REQUIREMENT -
The exercise calls for every entry that follows to be repeated exactly.

-------

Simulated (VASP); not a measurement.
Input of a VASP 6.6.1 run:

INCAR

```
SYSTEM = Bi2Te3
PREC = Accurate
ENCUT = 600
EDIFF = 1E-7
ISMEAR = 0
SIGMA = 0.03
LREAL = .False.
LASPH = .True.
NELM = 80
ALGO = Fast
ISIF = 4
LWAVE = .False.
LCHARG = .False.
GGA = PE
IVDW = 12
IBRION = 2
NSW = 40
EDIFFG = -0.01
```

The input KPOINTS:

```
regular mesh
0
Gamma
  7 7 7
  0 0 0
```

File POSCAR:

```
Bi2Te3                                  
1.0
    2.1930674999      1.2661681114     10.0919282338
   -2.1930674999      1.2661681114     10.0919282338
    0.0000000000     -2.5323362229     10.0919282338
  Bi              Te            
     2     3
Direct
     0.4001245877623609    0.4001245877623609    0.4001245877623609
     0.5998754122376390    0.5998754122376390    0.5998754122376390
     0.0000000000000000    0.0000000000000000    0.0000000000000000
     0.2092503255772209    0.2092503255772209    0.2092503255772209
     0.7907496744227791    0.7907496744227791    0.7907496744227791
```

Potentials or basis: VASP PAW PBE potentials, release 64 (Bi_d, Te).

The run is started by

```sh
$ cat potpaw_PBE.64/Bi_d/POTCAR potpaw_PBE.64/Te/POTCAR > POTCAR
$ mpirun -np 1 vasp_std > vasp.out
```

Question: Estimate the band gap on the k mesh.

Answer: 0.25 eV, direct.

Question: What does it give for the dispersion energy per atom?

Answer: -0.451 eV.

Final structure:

-------

RESPONSE AREA -
Simulated (VASP); not a measurement.
Input of a VASP 6.6.1 run:

INCAR

```
SYSTEM = Bi2Te3
PREC = Accurate
ENCUT = 600
EDIFF = 1E-7
ISMEAR = 0
SIGMA = 0.03
LREAL = .False.
LASPH = .True.
NELM = 80
ALGO = Fast
ISIF = 4
LWAVE = .False.
LCHARG = .False.
GGA = PE
IVDW = 12
IBRION = 2
NSW = 40
EDIFFG = -0.01
```

The input KPOINTS:

```
regular mesh
0
Gamma
  7 7 7
  0 0 0
```

File POSCAR:

```
Bi2Te3                                  
1.0
    2.1930674999      1.2661681114     10.0919282338
   -2.1930674999      1.2661681114     10.0919282338
    0.0000000000     -2.5323362229     10.0919282338
  Bi              Te            
     2     3
Direct
     0.4001245877623609    0.4001245877623609    0.4001245877623609
     0.5998754122376390    0.5998754122376390    0.5998754122376390
     0.0000000000000000    0.0000000000000000    0.0000000000000000
     0.2092503255772209    0.2092503255772209    0.2092503255772209
     0.7907496744227791    0.7907496744227791    0.7907496744227791
```

Potentials or basis: VASP PAW PBE potentials, release 64 (Bi_d, Te).

The run is started by

```sh
$ cat potpaw_PBE.64/Bi_d/POTCAR potpaw_PBE.64/Te/POTCAR > POTCAR
$ mpirun -np 1 vasp_std > vasp.out
```

Question: Estimate the band gap on the k mesh.

Answer: 0.25 eV, direct.

Question: What does it give for the dispersion energy per atom?

Answer: -0.451 eV.

Final structure:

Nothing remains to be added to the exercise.